WORK REQUEST: Reproduce the entries from their first line up to and including the line with "Linear response gives". Leave out everything after it.

[Opening INFORMATION SHOWN section]
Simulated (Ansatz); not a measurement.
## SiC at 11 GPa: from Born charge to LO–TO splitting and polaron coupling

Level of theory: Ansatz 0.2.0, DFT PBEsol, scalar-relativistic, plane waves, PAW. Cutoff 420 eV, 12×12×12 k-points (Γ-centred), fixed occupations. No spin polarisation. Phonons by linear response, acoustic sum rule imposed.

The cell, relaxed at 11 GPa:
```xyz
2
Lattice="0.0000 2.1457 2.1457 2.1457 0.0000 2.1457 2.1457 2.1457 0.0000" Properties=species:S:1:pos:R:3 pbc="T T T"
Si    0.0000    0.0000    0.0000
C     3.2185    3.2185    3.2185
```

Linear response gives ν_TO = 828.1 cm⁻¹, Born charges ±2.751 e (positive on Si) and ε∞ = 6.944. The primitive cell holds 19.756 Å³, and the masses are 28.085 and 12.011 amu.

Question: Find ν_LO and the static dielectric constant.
[Closing INFORMATION SHOWN section]

TASK RESULT:
Simulated (Ansatz); not a measurement.
## SiC at 11 GPa: from Born charge to LO–TO splitting and polaron coupling

Level of theory: Ansatz 0.2.0, DFT PBEsol, scalar-relativistic, plane waves, PAW. Cutoff 420 eV, 12×12×12 k-points (Γ-centred), fixed occupations. No spin polarisation. Phonons by linear response, acoustic sum rule imposed.

The cell, relaxed at 11 GPa:
```xyz
2
Lattice="0.0000 2.1457 2.1457 2.1457 0.0000 2.1457 2.1457 2.1457 0.0000" Properties=species:S:1:pos:R:3 pbc="T T T"
Si    0.0000    0.0000    0.0000
C     3.2185    3.2185    3.2185
```

Linear response gives ν_TO = 828.1 cm⁻¹, Born charges ±2.751 e (positive on Si) and ε∞ = 6.944. The primitive cell holds 19.756 Å³, and the masses are 28.085 and 12.011 amu.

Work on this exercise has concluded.